= Beginning of Section =

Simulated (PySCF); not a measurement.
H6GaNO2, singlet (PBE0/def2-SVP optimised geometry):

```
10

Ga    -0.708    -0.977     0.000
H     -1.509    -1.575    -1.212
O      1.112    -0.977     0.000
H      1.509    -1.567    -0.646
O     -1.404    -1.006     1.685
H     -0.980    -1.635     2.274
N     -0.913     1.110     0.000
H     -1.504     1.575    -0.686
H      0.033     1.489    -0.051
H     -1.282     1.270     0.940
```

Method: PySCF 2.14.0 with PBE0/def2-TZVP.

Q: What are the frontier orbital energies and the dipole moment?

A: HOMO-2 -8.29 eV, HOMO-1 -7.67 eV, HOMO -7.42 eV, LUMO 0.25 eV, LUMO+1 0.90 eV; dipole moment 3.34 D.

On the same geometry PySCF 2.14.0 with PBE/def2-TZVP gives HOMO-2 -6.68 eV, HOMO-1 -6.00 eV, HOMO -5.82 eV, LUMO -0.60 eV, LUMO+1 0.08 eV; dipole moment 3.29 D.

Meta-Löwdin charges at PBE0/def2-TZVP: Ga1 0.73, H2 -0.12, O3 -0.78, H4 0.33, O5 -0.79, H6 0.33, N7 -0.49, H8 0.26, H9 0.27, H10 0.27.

= End of Section =

§ **REQUIREMENT**
Please repeat word for word the lines above that run from the beginning through the line containing "Q: What are", keeping both the first and that last line.

§ **REPLY**
Simulated (PySCF); not a measurement.
H6GaNO2, singlet (PBE0/def2-SVP optimised geometry):

```
10

Ga    -0.708    -0.977     0.000
H     -1.509    -1.575    -1.212
O      1.112    -0.977     0.000
H      1.509    -1.567    -0.646
O     -1.404    -1.006     1.685
H     -0.980    -1.635     2.274
N     -0.913     1.110     0.000
H     -1.504     1.575    -0.686
H      0.033     1.489    -0.051
H     -1.282     1.270     0.940
```

Method: PySCF 2.14.0 with PBE0/def2-TZVP.

Q: What are the frontier orbital energies and the dipole moment?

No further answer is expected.